▶ REQUIRED ACTION
Return the full set of entries exactly. Omit none.

▶ GIVEN RECORDS
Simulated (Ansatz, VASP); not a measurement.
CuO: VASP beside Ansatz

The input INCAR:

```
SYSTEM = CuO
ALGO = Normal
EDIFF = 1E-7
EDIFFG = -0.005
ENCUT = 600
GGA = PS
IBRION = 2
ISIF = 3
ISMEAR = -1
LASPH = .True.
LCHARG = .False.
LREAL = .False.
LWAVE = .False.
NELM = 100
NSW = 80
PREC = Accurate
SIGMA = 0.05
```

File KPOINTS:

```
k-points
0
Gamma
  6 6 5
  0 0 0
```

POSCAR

▶ WRITTEN SOLUTION
Simulated (Ansatz, VASP); not a measurement.
CuO: VASP beside Ansatz

The input INCAR:

```
SYSTEM = CuO
ALGO = Normal
EDIFF = 1E-7
EDIFFG = -0.005
ENCUT = 600
GGA = PS
IBRION = 2
ISIF = 3
ISMEAR = -1
LASPH = .True.
LCHARG = .False.
LREAL = .False.
LWAVE = .False.
NELM = 100
NSW = 80
PREC = Accurate
SIGMA = 0.05
```

File KPOINTS:

```
k-points
0
Gamma
  6 6 5
  0 0 0
```

POSCAR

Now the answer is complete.